**EXERCISE:** Your answer should be the lines from the start of the records through the line with "C₅H₁₇FSi₄, numbered as", copied word for word.

**DATA EXTRACT:**
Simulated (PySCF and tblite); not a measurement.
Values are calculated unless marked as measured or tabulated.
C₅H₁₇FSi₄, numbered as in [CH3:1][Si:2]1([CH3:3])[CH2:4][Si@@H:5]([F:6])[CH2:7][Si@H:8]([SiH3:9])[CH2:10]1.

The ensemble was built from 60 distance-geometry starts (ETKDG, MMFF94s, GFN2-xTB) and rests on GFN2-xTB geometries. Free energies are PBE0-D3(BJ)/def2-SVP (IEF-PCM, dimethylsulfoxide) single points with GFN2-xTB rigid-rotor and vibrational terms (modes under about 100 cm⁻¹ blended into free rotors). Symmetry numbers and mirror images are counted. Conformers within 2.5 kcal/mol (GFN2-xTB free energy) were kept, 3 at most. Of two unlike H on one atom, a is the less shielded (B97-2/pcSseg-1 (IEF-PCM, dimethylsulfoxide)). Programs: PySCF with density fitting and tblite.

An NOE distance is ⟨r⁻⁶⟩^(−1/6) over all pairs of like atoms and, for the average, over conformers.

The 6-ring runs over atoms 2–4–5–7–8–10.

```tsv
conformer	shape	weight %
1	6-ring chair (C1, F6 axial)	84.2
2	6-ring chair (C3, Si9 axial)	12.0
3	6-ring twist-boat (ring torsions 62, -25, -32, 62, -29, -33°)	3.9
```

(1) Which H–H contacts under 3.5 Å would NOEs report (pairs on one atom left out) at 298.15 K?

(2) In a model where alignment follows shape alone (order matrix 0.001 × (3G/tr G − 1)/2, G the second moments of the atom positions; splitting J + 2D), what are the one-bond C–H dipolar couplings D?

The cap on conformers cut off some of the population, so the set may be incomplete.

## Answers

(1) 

**WRITTEN RESPONSE:**
Simulated (PySCF and tblite); not a measurement.
Values are calculated unless marked as measured or tabulated.
C₅H₁₇FSi₄, numbered as in [CH3:1][Si:2]1([CH3:3])[CH2:4][Si@@H:5]([F:6])[CH2:7][Si@H:8]([SiH3:9])[CH2:10]1.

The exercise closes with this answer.